▶ [TASK ITEM] Exact copies of all the records are to be output.

▶ [EXTRACTED DATA]

════════════════════

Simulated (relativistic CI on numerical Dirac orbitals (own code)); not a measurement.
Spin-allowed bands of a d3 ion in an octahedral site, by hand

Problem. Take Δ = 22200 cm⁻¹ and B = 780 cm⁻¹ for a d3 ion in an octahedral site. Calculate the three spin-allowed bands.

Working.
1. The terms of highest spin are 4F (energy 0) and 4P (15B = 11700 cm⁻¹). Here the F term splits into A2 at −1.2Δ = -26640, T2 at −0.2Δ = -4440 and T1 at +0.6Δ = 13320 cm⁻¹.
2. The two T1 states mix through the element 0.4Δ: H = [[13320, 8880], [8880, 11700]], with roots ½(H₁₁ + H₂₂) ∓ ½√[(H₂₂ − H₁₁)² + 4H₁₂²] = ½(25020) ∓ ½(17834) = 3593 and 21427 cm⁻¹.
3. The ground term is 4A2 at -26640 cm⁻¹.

════════════════════

▶ [REPLY]
Simulated (relativistic CI on numerical Dirac orbitals (own code)); not a measurement.
Spin-allowed bands of a d3 ion in an octahedral site, by hand

Problem. Take Δ = 22200 cm⁻¹ and B = 780 cm⁻¹ for a d3 ion in an octahedral site. Calculate the three spin-allowed bands.

Working.
1. The terms of highest spin are 4F (energy 0) and 4P (15B = 11700 cm⁻¹). Here the F term splits into A2 at −1.2Δ = -26640, T2 at −0.2Δ = -4440 and T1 at +0.6Δ = 13320 cm⁻¹.
2. The two T1 states mix through the element 0.4Δ: H = [[13320, 8880], [8880, 11700]], with roots ½(H₁₁ + H₂₂) ∓ ½√[(H₂₂ − H₁₁)² + 4H₁₂²] = ½(25020) ∓ ½(17834) = 3593 and 21427 cm⁻¹.
3. The ground term is 4A2 at -26640 cm⁻¹.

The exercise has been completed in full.